**Work instruction:**
Repeat the listing that comes next, leaving nothing out and changing nothing.

**Extracted records:**
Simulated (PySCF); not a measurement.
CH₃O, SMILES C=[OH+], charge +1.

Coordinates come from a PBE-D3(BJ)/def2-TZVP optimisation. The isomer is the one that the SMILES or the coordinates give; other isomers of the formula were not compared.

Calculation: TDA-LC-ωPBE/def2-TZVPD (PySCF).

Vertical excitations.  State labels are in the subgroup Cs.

**Response box:**
Simulated (PySCF); not a measurement.
CH₃O, SMILES C=[OH+], charge +1.

Coordinates come from a PBE-D3(BJ)/def2-TZVP optimisation. The isomer is the one that the SMILES or the coordinates give; other isomers of the formula were not compared.

Calculation: TDA-LC-ωPBE/def2-TZVPD (PySCF).

Vertical excitations.  State labels are in the subgroup Cs.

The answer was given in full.